- _Task item_: Repeat every entry exactly as given.

- _Information given_:
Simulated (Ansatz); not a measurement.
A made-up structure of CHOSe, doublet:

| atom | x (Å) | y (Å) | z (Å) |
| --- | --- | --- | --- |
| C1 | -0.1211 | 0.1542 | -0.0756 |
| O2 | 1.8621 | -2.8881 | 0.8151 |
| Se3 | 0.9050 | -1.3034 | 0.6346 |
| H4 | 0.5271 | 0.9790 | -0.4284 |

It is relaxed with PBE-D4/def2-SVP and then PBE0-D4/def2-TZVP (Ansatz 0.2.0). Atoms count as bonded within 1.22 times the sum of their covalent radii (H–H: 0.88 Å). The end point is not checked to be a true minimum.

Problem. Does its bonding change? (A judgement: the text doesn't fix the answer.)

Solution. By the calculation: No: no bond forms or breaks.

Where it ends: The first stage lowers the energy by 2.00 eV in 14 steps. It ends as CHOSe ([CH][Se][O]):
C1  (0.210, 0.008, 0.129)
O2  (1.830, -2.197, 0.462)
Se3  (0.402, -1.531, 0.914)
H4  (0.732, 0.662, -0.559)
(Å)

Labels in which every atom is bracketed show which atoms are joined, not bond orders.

- _Your solution_:
Simulated (Ansatz); not a measurement.
A made-up structure of CHOSe, doublet:

| atom | x (Å) | y (Å) | z (Å) |
| --- | --- | --- | --- |
| C1 | -0.1211 | 0.1542 | -0.0756 |
| O2 | 1.8621 | -2.8881 | 0.8151 |
| Se3 | 0.9050 | -1.3034 | 0.6346 |
| H4 | 0.5271 | 0.9790 | -0.4284 |

It is relaxed with PBE-D4/def2-SVP and then PBE0-D4/def2-TZVP (Ansatz 0.2.0). Atoms count as bonded within 1.22 times the sum of their covalent radii (H–H: 0.88 Å). The end point is not checked to be a true minimum.

Problem. Does its bonding change? (A judgement: the text doesn't fix the answer.)

Solution. By the calculation: No: no bond forms or breaks.

Where it ends: The first stage lowers the energy by 2.00 eV in 14 steps. It ends as CHOSe ([CH][Se][O]):
C1  (0.210, 0.008, 0.129)
O2  (1.830, -2.197, 0.462)
Se3  (0.402, -1.531, 0.914)
H4  (0.732, 0.662, -0.559)
(Å)

Labels in which every atom is bracketed show which atoms are joined, not bond orders.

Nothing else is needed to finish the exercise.